Exercise:
Please repeat the lines below exactly. Begin with the line containing "Levels at points" and go on through the line containing "10.65 | 10.65 |".

------------------------------------------------------------------------

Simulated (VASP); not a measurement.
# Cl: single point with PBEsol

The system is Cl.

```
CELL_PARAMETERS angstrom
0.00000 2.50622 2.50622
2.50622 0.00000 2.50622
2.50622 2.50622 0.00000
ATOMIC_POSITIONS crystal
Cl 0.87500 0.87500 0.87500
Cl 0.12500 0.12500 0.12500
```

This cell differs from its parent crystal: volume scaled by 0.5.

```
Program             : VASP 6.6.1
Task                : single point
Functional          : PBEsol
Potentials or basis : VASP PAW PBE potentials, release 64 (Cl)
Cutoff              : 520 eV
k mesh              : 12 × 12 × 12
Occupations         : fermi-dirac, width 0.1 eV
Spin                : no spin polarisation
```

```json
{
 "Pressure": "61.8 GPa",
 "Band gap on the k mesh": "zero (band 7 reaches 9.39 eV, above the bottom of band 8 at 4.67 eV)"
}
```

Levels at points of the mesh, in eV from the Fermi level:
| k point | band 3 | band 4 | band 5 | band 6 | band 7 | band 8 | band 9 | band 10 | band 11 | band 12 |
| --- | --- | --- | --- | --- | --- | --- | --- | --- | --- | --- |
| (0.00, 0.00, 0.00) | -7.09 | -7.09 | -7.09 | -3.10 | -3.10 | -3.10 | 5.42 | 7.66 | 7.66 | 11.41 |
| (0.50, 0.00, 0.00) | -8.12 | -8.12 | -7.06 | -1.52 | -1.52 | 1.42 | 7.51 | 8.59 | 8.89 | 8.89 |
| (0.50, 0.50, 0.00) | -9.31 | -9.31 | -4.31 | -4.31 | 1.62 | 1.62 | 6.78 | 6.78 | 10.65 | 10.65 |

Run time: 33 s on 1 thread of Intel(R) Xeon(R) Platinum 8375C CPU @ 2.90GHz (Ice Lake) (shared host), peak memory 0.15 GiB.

------------------------------------------------------------------------

Result:
Levels at points of the mesh, in eV from the Fermi level:
| k point | band 3 | band 4 | band 5 | band 6 | band 7 | band 8 | band 9 | band 10 | band 11 | band 12 |
| --- | --- | --- | --- | --- | --- | --- | --- | --- | --- | --- |
| (0.00, 0.00, 0.00) | -7.09 | -7.09 | -7.09 | -3.10 | -3.10 | -3.10 | 5.42 | 7.66 | 7.66 | 11.41 |
| (0.50, 0.00, 0.00) | -8.12 | -8.12 | -7.06 | -1.52 | -1.52 | 1.42 | 7.51 | 8.59 | 8.89 | 8.89 |
| (0.50, 0.50, 0.00) | -9.31 | -9.31 | -4.31 | -4.31 | 1.62 | 1.62 | 6.78 | 6.78 | 10.65 | 10.65 |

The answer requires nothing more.